+ + +

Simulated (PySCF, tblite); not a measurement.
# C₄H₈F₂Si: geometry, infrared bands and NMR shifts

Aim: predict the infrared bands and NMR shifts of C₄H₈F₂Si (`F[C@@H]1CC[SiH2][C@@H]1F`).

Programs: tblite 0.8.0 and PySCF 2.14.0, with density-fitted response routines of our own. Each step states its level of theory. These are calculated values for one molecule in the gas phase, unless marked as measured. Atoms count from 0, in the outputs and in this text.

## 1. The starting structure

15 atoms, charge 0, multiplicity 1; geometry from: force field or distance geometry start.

+ + +

Output the records exactly, including every line.

* [Written answer]
Simulated (PySCF, tblite); not a measurement.
# C₄H₈F₂Si: geometry, infrared bands and NMR shifts

Aim: predict the infrared bands and NMR shifts of C₄H₈F₂Si (`F[C@@H]1CC[SiH2][C@@H]1F`).

Programs: tblite 0.8.0 and PySCF 2.14.0, with density-fitted response routines of our own. Each step states its level of theory. These are calculated values for one molecule in the gas phase, unless marked as measured. Atoms count from 0, in the outputs and in this text.

## 1. The starting structure

15 atoms, charge 0, multiplicity 1; geometry from: force field or distance geometry start.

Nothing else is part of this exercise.